■ RECORD EXCERPTS ■
---+---
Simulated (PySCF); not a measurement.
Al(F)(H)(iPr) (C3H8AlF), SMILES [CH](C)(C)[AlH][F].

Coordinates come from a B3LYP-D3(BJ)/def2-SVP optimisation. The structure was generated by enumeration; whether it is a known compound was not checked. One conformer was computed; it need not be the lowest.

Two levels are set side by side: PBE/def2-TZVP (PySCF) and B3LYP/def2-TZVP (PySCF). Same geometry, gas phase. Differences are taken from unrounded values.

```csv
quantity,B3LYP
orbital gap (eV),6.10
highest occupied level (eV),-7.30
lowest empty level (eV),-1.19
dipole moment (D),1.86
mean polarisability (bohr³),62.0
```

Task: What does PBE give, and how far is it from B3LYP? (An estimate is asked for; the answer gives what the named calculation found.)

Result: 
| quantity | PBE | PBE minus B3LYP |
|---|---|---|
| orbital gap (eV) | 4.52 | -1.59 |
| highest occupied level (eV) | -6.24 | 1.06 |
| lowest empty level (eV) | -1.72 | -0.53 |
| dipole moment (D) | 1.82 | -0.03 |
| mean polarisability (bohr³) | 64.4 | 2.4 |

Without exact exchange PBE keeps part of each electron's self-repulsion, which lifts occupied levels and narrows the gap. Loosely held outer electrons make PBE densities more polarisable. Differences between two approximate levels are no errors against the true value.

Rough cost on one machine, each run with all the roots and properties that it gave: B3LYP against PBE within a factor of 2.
---+---

■ WORK ORDER ■
Return the material exactly as it stands above, but only from its first line to the line containing "Coordinates come from", both ends included.

■ RESULT ■
Simulated (PySCF); not a measurement.
Al(F)(H)(iPr) (C3H8AlF), SMILES [CH](C)(C)[AlH][F].

Coordinates come from a B3LYP-D3(BJ)/def2-SVP optimisation. The structure was generated by enumeration; whether it is a known compound was not checked. One conformer was computed; it need not be the lowest.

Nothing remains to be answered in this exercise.